Please copy the lines below exactly, from the first one through the line showing "Single conformer, non-relativistic".

Segment Start: Information given
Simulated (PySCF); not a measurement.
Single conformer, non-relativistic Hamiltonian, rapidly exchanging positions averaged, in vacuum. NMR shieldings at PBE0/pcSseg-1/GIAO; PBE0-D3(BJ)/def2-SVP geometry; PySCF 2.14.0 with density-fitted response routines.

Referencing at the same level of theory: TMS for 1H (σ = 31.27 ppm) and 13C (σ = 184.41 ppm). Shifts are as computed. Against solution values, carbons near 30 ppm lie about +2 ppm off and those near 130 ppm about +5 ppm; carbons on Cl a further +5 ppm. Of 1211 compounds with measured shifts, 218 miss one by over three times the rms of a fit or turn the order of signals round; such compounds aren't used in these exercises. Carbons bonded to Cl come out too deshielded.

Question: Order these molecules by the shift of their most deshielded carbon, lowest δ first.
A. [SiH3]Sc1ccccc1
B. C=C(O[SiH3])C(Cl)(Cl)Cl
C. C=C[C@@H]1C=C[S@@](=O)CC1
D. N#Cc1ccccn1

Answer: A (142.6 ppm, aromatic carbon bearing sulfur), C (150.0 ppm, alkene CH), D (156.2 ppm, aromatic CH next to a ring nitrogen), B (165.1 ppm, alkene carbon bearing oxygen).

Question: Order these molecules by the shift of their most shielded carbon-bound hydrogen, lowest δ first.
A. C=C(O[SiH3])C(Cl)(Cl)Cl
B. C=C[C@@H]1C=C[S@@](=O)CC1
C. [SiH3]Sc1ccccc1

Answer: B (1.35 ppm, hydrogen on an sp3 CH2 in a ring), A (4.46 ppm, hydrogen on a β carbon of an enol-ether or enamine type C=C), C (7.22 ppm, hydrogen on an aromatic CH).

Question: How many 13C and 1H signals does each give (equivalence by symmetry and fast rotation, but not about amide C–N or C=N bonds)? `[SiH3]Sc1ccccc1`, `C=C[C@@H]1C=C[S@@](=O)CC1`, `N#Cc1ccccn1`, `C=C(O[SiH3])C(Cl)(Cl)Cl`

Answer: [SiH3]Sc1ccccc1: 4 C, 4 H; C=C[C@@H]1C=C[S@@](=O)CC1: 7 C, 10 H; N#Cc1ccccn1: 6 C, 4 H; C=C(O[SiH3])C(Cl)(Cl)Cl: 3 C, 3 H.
Segment End: Information given

• [Task output]:
Simulated (PySCF); not a measurement.
Single conformer, non-relativistic Hamiltonian, rapidly exchanging positions averaged, in vacuum. NMR shieldings at PBE0/pcSseg-1/GIAO; PBE0-D3(BJ)/def2-SVP geometry; PySCF 2.14.0 with density-fitted response routines.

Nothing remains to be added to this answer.